## ACTIVITY
Reproduce, please, only the lines from the first line below to the line containing "force (eV/Å) |", inclusive.

## SUPPLIED MATERIAL
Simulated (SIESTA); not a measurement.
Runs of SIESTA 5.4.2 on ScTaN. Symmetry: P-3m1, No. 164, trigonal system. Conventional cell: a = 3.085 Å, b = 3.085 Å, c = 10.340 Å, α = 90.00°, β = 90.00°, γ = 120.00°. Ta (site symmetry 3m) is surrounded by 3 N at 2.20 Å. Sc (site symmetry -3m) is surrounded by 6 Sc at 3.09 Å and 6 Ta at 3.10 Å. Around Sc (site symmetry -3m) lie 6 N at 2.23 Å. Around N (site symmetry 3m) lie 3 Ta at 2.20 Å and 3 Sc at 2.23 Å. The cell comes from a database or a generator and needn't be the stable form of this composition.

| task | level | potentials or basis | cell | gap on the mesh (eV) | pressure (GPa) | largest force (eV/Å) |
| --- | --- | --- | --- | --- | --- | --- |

## PROBLEM SOLUTION
Simulated (SIESTA); not a measurement.
Runs of SIESTA 5.4.2 on ScTaN. Symmetry: P-3m1, No. 164, trigonal system. Conventional cell: a = 3.085 Å, b = 3.085 Å, c = 10.340 Å, α = 90.00°, β = 90.00°, γ = 120.00°. Ta (site symmetry 3m) is surrounded by 3 N at 2.20 Å. Sc (site symmetry -3m) is surrounded by 6 Sc at 3.09 Å and 6 Ta at 3.10 Å. Around Sc (site symmetry -3m) lie 6 N at 2.23 Å. Around N (site symmetry 3m) lie 3 Ta at 2.20 Å and 3 Sc at 2.23 Å. The cell comes from a database or a generator and needn't be the stable form of this composition.

| task | level | potentials or basis | cell | gap on the mesh (eV) | pressure (GPa) | largest force (eV/Å) |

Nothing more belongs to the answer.